-*-

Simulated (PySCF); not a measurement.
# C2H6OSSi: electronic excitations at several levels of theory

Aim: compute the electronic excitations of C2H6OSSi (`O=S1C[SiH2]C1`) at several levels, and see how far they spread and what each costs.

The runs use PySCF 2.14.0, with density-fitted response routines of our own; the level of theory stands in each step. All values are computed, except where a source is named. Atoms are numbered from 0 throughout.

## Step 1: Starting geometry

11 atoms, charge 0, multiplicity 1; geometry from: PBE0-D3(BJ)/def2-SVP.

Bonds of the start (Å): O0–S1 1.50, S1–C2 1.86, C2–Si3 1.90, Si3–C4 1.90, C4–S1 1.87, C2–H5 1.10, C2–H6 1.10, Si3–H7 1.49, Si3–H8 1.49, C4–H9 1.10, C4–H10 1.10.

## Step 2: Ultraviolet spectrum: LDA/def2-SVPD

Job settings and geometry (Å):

-*-

Requirement: Print every record exactly as it was given.

Task result:
Simulated (PySCF); not a measurement.
# C2H6OSSi: electronic excitations at several levels of theory

Aim: compute the electronic excitations of C2H6OSSi (`O=S1C[SiH2]C1`) at several levels, and see how far they spread and what each costs.

The runs use PySCF 2.14.0, with density-fitted response routines of our own; the level of theory stands in each step. All values are computed, except where a source is named. Atoms are numbered from 0 throughout.

## Step 1: Starting geometry

11 atoms, charge 0, multiplicity 1; geometry from: PBE0-D3(BJ)/def2-SVP.

Bonds of the start (Å): O0–S1 1.50, S1–C2 1.86, C2–Si3 1.90, Si3–C4 1.90, C4–S1 1.87, C2–H5 1.10, C2–H6 1.10, Si3–H7 1.49, Si3–H8 1.49, C4–H9 1.10, C4–H10 1.10.

## Step 2: Ultraviolet spectrum: LDA/def2-SVPD

Job settings and geometry (Å):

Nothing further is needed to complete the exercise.